-- SUPPLIED ENTRIES --
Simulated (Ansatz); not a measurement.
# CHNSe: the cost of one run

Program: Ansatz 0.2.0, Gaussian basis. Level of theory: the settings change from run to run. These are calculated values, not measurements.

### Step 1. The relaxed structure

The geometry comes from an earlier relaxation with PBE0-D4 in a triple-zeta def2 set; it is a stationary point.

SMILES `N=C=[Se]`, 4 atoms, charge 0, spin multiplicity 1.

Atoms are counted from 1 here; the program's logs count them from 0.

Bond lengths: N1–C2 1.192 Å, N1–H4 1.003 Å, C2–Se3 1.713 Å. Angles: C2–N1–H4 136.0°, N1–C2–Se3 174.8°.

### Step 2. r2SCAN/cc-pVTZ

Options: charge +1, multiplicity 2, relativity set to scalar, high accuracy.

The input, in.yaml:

-- BRIEF --
Each line of the listing above should be output exactly.

-- TASK RESULT --
Simulated (Ansatz); not a measurement.
# CHNSe: the cost of one run

Program: Ansatz 0.2.0, Gaussian basis. Level of theory: the settings change from run to run. These are calculated values, not measurements.

### Step 1. The relaxed structure

The geometry comes from an earlier relaxation with PBE0-D4 in a triple-zeta def2 set; it is a stationary point.

SMILES `N=C=[Se]`, 4 atoms, charge 0, spin multiplicity 1.

Atoms are counted from 1 here; the program's logs count them from 0.

Bond lengths: N1–C2 1.192 Å, N1–H4 1.003 Å, C2–Se3 1.713 Å. Angles: C2–N1–H4 136.0°, N1–C2–Se3 174.8°.

### Step 2. r2SCAN/cc-pVTZ

Options: charge +1, multiplicity 2, relativity set to scalar, high accuracy.

The input, in.yaml:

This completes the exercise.